Start of Block

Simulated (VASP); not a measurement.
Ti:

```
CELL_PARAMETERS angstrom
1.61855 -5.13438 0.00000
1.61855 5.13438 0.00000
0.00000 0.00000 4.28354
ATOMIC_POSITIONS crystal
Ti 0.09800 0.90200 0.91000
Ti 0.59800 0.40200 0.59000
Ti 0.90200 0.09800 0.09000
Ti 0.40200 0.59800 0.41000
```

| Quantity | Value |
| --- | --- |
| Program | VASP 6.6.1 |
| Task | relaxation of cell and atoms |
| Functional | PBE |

End of Block

▶ [Task item] Print all of the entries exactly as they are written.

▶ [Response area]
Simulated (VASP); not a measurement.
Ti:

```
CELL_PARAMETERS angstrom
1.61855 -5.13438 0.00000
1.61855 5.13438 0.00000
0.00000 0.00000 4.28354
ATOMIC_POSITIONS crystal
Ti 0.09800 0.90200 0.91000
Ti 0.59800 0.40200 0.59000
Ti 0.90200 0.09800 0.09000
Ti 0.40200 0.59800 0.41000
```

| Quantity | Value |
| --- | --- |
| Program | VASP 6.6.1 |
| Task | relaxation of cell and atoms |
| Functional | PBE |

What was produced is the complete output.